Action item:
Every entry in the listing is to be reproduced exactly.

::::::::::

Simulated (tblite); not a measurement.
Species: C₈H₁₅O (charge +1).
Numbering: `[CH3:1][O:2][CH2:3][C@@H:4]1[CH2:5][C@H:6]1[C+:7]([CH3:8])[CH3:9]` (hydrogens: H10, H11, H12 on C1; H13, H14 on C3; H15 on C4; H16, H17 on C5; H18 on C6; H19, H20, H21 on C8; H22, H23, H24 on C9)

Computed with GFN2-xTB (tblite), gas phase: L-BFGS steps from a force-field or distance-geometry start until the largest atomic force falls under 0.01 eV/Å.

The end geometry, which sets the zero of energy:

::::::::::

Written response:
Simulated (tblite); not a measurement.
Species: C₈H₁₅O (charge +1).
Numbering: `[CH3:1][O:2][CH2:3][C@@H:4]1[CH2:5][C@H:6]1[C+:7]([CH3:8])[CH3:9]` (hydrogens: H10, H11, H12 on C1; H13, H14 on C3; H15 on C4; H16, H17 on C5; H18 on C6; H19, H20, H21 on C8; H22, H23, H24 on C9)

Computed with GFN2-xTB (tblite), gas phase: L-BFGS steps from a force-field or distance-geometry start until the largest atomic force falls under 0.01 eV/Å.

The end geometry, which sets the zero of energy:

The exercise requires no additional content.